#####

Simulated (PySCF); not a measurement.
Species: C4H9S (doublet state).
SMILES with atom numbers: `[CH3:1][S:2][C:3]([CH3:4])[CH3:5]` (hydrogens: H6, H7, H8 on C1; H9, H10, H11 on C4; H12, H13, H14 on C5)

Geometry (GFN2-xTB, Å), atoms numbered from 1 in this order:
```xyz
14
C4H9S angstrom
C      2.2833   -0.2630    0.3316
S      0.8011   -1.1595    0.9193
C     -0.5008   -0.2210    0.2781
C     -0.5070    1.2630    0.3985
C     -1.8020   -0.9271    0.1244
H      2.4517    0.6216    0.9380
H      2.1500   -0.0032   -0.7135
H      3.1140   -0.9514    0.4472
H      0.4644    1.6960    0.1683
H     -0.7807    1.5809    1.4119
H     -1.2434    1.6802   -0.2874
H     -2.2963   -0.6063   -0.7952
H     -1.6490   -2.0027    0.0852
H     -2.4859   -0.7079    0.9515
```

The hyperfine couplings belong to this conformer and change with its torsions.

#####

→ Action item
Transcribe all entries word for word.

→ Problem solution
Simulated (PySCF); not a measurement.
Species: C4H9S (doublet state).
SMILES with atom numbers: `[CH3:1][S:2][C:3]([CH3:4])[CH3:5]` (hydrogens: H6, H7, H8 on C1; H9, H10, H11 on C4; H12, H13, H14 on C5)

Geometry (GFN2-xTB, Å), atoms numbered from 1 in this order:
```xyz
14
C4H9S angstrom
C      2.2833   -0.2630    0.3316
S      0.8011   -1.1595    0.9193
C     -0.5008   -0.2210    0.2781
C     -0.5070    1.2630    0.3985
C     -1.8020   -0.9271    0.1244
H      2.4517    0.6216    0.9380
H      2.1500   -0.0032   -0.7135
H      3.1140   -0.9514    0.4472
H      0.4644    1.6960    0.1683
H     -0.7807    1.5809    1.4119
H     -1.2434    1.6802   -0.2874
H     -2.2963   -0.6063   -0.7952
H     -1.6490   -2.0027    0.0852
H     -2.4859   -0.7079    0.9515
```

The hyperfine couplings belong to this conformer and change with its torsions.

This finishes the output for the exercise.